> **SUPPLIED MATERIAL**:
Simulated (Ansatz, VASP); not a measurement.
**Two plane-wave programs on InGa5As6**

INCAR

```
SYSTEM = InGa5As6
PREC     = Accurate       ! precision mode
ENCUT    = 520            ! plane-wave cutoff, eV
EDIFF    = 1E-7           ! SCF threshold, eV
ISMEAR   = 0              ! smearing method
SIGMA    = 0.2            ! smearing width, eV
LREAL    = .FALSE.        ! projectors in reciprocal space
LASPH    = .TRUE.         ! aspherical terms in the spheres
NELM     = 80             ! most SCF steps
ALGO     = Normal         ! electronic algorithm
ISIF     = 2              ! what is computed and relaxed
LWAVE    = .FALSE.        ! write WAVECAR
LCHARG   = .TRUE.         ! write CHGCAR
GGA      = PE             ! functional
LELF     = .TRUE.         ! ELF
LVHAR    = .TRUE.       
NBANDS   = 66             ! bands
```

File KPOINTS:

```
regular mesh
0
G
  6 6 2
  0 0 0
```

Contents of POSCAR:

> **BRIEF**:
Go through the listing and copy all of it exactly.

> **WRITTEN ANSWER**:
Simulated (Ansatz, VASP); not a measurement.
**Two plane-wave programs on InGa5As6**

INCAR

```
SYSTEM = InGa5As6
PREC     = Accurate       ! precision mode
ENCUT    = 520            ! plane-wave cutoff, eV
EDIFF    = 1E-7           ! SCF threshold, eV
ISMEAR   = 0              ! smearing method
SIGMA    = 0.2            ! smearing width, eV
LREAL    = .FALSE.        ! projectors in reciprocal space
LASPH    = .TRUE.         ! aspherical terms in the spheres
NELM     = 80             ! most SCF steps
ALGO     = Normal         ! electronic algorithm
ISIF     = 2              ! what is computed and relaxed
LWAVE    = .FALSE.        ! write WAVECAR
LCHARG   = .TRUE.         ! write CHGCAR
GGA      = PE             ! functional
LELF     = .TRUE.         ! ELF
LVHAR    = .TRUE.       
NBANDS   = 66             ! bands
```

File KPOINTS:

```
regular mesh
0
G
  6 6 2
  0 0 0
```

Contents of POSCAR:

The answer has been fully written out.